________________________
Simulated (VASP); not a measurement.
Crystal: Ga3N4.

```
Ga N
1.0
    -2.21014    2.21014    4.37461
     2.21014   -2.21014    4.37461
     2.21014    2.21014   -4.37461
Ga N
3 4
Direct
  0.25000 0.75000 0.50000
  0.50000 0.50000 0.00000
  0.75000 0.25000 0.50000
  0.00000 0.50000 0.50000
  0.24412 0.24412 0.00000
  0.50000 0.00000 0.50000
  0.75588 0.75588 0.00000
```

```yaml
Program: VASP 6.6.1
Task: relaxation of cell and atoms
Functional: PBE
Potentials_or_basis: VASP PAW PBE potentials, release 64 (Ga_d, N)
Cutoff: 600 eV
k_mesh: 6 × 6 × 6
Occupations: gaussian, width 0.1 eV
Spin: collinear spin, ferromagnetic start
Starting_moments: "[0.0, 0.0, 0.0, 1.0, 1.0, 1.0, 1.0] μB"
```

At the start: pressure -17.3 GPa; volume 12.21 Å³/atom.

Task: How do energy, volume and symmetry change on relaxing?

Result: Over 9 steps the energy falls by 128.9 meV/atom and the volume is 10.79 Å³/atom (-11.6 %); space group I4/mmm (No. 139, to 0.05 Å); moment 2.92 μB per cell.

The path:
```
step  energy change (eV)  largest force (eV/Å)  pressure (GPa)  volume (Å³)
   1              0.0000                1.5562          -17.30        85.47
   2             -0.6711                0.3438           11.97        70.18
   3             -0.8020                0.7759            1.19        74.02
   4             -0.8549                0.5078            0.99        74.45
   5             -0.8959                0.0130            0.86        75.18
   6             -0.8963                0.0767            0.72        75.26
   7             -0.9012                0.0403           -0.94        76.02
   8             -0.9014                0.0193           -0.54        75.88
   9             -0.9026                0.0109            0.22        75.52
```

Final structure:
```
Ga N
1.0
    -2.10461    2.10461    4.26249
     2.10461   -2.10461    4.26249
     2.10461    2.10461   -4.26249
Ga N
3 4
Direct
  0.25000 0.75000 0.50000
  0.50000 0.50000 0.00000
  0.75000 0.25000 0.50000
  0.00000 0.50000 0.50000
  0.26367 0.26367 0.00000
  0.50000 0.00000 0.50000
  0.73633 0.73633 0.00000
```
________________________

Restate, word for word and with nothing added, the lines from the beginning of the records above through the line that contains "At the start: pressure".

Simulated (VASP); not a measurement.
Crystal: Ga3N4.

```
Ga N
1.0
    -2.21014    2.21014    4.37461
     2.21014   -2.21014    4.37461
     2.21014    2.21014   -4.37461
Ga N
3 4
Direct
  0.25000 0.75000 0.50000
  0.50000 0.50000 0.00000
  0.75000 0.25000 0.50000
  0.00000 0.50000 0.50000
  0.24412 0.24412 0.00000
  0.50000 0.00000 0.50000
  0.75588 0.75588 0.00000
```

```yaml
Program: VASP 6.6.1
Task: relaxation of cell and atoms
Functional: PBE
Potentials_or_basis: VASP PAW PBE potentials, release 64 (Ga_d, N)
Cutoff: 600 eV
k_mesh: 6 × 6 × 6
Occupations: gaussian, width 0.1 eV
Spin: collinear spin, ferromagnetic start
Starting_moments: "[0.0, 0.0, 0.0, 1.0, 1.0, 1.0, 1.0] μB"
```

At the start: pressure -17.3 GPa; volume 12.21 Å³/atom.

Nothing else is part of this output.